⁂

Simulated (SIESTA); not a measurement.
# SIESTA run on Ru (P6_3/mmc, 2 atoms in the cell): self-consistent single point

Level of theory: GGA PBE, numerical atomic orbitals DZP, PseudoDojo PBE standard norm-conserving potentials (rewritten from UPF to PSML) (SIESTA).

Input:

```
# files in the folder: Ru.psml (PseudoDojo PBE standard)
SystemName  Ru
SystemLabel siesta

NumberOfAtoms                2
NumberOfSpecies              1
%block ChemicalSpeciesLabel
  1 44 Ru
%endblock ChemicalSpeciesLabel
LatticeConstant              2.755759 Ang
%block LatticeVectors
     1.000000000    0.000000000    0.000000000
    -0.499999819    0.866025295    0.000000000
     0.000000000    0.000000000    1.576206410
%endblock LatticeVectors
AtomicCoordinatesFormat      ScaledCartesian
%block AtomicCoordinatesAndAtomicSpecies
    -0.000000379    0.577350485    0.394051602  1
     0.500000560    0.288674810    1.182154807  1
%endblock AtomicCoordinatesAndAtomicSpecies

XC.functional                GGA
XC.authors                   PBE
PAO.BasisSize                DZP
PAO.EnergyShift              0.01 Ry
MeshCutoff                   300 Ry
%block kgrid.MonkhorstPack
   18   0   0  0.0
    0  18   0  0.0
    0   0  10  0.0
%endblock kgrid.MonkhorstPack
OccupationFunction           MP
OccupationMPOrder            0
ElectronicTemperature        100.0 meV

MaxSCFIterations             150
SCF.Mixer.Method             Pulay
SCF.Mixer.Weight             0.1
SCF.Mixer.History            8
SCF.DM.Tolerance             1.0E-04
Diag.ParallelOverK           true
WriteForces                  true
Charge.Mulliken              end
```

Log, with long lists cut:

⁂

* Assignment *
Only the lines from the top of the data through the line that contains "Level of theory: GGA" should be quoted, exactly as they stand.

* Response *
Simulated (SIESTA); not a measurement.
# SIESTA run on Ru (P6_3/mmc, 2 atoms in the cell): self-consistent single point

Level of theory: GGA PBE, numerical atomic orbitals DZP, PseudoDojo PBE standard norm-conserving potentials (rewritten from UPF to PSML) (SIESTA).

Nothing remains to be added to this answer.